Work task
From the first line to the last, retype the data below exactly.

Stored data
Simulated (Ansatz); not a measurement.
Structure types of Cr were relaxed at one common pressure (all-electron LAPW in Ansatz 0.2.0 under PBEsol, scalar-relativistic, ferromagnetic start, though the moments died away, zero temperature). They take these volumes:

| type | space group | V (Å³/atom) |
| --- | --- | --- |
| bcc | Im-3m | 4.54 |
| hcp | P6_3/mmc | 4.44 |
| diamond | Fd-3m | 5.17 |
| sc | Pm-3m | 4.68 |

Task result
Simulated (Ansatz); not a measurement.
Structure types of Cr were relaxed at one common pressure (all-electron LAPW in Ansatz 0.2.0 under PBEsol, scalar-relativistic, ferromagnetic start, though the moments died away, zero temperature). They take these volumes:

| type | space group | V (Å³/atom) |
| --- | --- | --- |
| bcc | Im-3m | 4.54 |
| hcp | P6_3/mmc | 4.44 |
| diamond | Fd-3m | 5.17 |
| sc | Pm-3m | 4.68 |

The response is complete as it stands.